Your reply should consist solely of the lines from the start of the material below through the line containing "- Potentials or", reproduced exactly.

◇ ◇ ◇ ◇ ◇ ◇ ◇

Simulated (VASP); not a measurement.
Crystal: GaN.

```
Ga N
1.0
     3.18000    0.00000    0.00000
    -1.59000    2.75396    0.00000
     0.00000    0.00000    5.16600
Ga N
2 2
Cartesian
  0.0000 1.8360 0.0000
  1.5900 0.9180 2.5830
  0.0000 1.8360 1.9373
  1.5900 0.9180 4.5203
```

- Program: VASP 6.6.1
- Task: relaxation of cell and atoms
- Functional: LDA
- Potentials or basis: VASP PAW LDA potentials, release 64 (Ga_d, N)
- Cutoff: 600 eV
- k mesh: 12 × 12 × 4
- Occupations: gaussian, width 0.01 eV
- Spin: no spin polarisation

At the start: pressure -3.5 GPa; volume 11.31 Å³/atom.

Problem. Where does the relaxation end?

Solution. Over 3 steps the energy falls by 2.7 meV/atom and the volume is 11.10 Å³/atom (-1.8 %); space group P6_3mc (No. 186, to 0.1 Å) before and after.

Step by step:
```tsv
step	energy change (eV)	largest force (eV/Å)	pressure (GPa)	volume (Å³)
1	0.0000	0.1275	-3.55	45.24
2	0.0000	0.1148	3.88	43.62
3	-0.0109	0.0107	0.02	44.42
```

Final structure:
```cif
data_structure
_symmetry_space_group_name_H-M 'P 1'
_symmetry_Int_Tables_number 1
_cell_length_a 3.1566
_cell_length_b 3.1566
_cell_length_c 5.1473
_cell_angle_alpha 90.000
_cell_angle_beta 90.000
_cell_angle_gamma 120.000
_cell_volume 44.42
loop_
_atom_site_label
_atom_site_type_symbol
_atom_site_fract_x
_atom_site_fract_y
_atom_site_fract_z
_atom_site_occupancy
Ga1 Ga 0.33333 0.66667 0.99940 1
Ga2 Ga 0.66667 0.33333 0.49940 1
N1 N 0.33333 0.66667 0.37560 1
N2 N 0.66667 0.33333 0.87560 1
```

◇ ◇ ◇ ◇ ◇ ◇ ◇

[ANSWER AREA]
Simulated (VASP); not a measurement.
Crystal: GaN.

```
Ga N
1.0
     3.18000    0.00000    0.00000
    -1.59000    2.75396    0.00000
     0.00000    0.00000    5.16600
Ga N
2 2
Cartesian
  0.0000 1.8360 0.0000
  1.5900 0.9180 2.5830
  0.0000 1.8360 1.9373
  1.5900 0.9180 4.5203
```

- Program: VASP 6.6.1
- Task: relaxation of cell and atoms
- Functional: LDA
- Potentials or basis: VASP PAW LDA potentials, release 64 (Ga_d, N)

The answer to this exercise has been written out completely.